* Supplied material
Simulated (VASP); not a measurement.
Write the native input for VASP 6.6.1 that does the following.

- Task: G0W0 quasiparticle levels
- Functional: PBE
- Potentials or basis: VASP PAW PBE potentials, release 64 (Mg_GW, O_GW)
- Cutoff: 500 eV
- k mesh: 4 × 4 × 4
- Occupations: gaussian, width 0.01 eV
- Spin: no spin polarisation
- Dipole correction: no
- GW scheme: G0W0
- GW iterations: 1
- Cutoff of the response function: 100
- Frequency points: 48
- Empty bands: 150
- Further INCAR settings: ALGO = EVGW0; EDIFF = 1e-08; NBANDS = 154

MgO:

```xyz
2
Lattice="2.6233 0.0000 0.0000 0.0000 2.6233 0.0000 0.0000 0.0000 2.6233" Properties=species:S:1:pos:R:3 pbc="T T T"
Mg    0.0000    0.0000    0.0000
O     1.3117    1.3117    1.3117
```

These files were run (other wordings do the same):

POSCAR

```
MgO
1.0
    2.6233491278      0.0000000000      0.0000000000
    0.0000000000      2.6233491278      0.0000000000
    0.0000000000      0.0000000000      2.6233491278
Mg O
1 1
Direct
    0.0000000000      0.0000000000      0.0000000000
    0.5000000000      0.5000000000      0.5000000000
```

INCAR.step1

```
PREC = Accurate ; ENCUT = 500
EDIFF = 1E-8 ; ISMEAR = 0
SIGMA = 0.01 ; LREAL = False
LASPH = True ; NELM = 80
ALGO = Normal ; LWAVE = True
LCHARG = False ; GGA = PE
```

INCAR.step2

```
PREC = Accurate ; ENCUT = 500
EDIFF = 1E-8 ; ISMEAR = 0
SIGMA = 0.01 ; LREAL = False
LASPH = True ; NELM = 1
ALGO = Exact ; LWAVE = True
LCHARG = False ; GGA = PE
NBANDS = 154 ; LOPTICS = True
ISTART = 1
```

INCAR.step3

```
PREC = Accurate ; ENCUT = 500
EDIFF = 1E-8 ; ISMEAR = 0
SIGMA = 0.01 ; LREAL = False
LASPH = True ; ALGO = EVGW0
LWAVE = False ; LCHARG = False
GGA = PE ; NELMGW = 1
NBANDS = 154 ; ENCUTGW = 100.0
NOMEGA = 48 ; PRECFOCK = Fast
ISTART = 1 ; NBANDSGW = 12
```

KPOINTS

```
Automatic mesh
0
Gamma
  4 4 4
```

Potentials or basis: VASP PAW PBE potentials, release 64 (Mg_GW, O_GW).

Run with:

* Task item
Beginning at the first line of the records, retype exactly every line up to and including the one with "64 (Mg_GW, O_GW).".

* Problem solution
Simulated (VASP); not a measurement.
Write the native input for VASP 6.6.1 that does the following.

- Task: G0W0 quasiparticle levels
- Functional: PBE
- Potentials or basis: VASP PAW PBE potentials, release 64 (Mg_GW, O_GW)
- Cutoff: 500 eV
- k mesh: 4 × 4 × 4
- Occupations: gaussian, width 0.01 eV
- Spin: no spin polarisation
- Dipole correction: no
- GW scheme: G0W0
- GW iterations: 1
- Cutoff of the response function: 100
- Frequency points: 48
- Empty bands: 150
- Further INCAR settings: ALGO = EVGW0; EDIFF = 1e-08; NBANDS = 154

MgO:

```xyz
2
Lattice="2.6233 0.0000 0.0000 0.0000 2.6233 0.0000 0.0000 0.0000 2.6233" Properties=species:S:1:pos:R:3 pbc="T T T"
Mg    0.0000    0.0000    0.0000
O     1.3117    1.3117    1.3117
```

These files were run (other wordings do the same):

POSCAR

```
MgO
1.0
    2.6233491278      0.0000000000      0.0000000000
    0.0000000000      2.6233491278      0.0000000000
    0.0000000000      0.0000000000      2.6233491278
Mg O
1 1
Direct
    0.0000000000      0.0000000000      0.0000000000
    0.5000000000      0.5000000000      0.5000000000
```

INCAR.step1

```
PREC = Accurate ; ENCUT = 500
EDIFF = 1E-8 ; ISMEAR = 0
SIGMA = 0.01 ; LREAL = False
LASPH = True ; NELM = 80
ALGO = Normal ; LWAVE = True
LCHARG = False ; GGA = PE
```

INCAR.step2

```
PREC = Accurate ; ENCUT = 500
EDIFF = 1E-8 ; ISMEAR = 0
SIGMA = 0.01 ; LREAL = False
LASPH = True ; NELM = 1
ALGO = Exact ; LWAVE = True
LCHARG = False ; GGA = PE
NBANDS = 154 ; LOPTICS = True
ISTART = 1
```

INCAR.step3

```
PREC = Accurate ; ENCUT = 500
EDIFF = 1E-8 ; ISMEAR = 0
SIGMA = 0.01 ; LREAL = False
LASPH = True ; ALGO = EVGW0
LWAVE = False ; LCHARG = False
GGA = PE ; NELMGW = 1
NBANDS = 154 ; ENCUTGW = 100.0
NOMEGA = 48 ; PRECFOCK = Fast
ISTART = 1 ; NBANDSGW = 12
```

KPOINTS

```
Automatic mesh
0
Gamma
  4 4 4
```

Potentials or basis: VASP PAW PBE potentials, release 64 (Mg_GW, O_GW).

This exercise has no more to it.